*Supplied entries*:
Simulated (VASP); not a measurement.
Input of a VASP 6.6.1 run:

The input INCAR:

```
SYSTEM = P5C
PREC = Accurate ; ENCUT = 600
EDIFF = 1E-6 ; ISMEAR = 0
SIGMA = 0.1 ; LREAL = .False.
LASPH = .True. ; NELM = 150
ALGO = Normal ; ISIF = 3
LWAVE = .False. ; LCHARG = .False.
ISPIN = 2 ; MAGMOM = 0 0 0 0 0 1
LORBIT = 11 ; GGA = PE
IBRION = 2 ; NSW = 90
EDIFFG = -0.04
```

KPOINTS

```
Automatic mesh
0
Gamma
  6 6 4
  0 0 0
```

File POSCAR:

*Requirement*:
Output the complete set of records word for word.

*Problem solution*:
Simulated (VASP); not a measurement.
Input of a VASP 6.6.1 run:

The input INCAR:

```
SYSTEM = P5C
PREC = Accurate ; ENCUT = 600
EDIFF = 1E-6 ; ISMEAR = 0
SIGMA = 0.1 ; LREAL = .False.
LASPH = .True. ; NELM = 150
ALGO = Normal ; ISIF = 3
LWAVE = .False. ; LCHARG = .False.
ISPIN = 2 ; MAGMOM = 0 0 0 0 0 1
LORBIT = 11 ; GGA = PE
IBRION = 2 ; NSW = 90
EDIFFG = -0.04
```

KPOINTS

```
Automatic mesh
0
Gamma
  6 6 4
  0 0 0
```

File POSCAR:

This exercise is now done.